▶ _THE DATA_:
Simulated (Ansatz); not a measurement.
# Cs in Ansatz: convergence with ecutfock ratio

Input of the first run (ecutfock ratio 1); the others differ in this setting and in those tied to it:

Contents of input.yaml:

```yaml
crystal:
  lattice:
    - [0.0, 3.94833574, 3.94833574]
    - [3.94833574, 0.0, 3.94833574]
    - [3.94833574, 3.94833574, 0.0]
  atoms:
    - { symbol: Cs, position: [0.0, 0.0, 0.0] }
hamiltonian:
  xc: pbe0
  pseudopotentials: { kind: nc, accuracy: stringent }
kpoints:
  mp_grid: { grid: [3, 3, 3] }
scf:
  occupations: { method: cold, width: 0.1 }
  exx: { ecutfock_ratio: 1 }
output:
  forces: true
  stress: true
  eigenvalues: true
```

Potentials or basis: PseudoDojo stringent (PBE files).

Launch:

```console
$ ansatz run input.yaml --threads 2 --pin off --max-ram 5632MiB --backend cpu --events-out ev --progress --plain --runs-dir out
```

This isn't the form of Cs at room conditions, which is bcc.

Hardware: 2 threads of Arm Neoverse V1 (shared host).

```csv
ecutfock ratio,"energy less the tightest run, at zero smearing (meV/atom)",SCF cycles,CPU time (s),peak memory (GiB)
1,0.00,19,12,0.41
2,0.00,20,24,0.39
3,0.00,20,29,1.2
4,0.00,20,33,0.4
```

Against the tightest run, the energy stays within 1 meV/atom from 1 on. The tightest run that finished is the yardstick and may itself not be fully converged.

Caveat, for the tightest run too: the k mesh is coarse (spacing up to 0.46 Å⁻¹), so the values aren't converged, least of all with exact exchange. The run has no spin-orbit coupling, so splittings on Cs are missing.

▶ _WORK REQUEST_: What are the lines, exactly as written above, from the line with "Potentials or basis: PseudoDojo" to the line with "This isn't the", both included? Output only those.

▶ _WORKED SOLUTION_:
Potentials or basis: PseudoDojo stringent (PBE files).

Launch:

```console
$ ansatz run input.yaml --threads 2 --pin off --max-ram 5632MiB --backend cpu --events-out ev --progress --plain --runs-dir out
```

This isn't the form of Cs at room conditions, which is bcc.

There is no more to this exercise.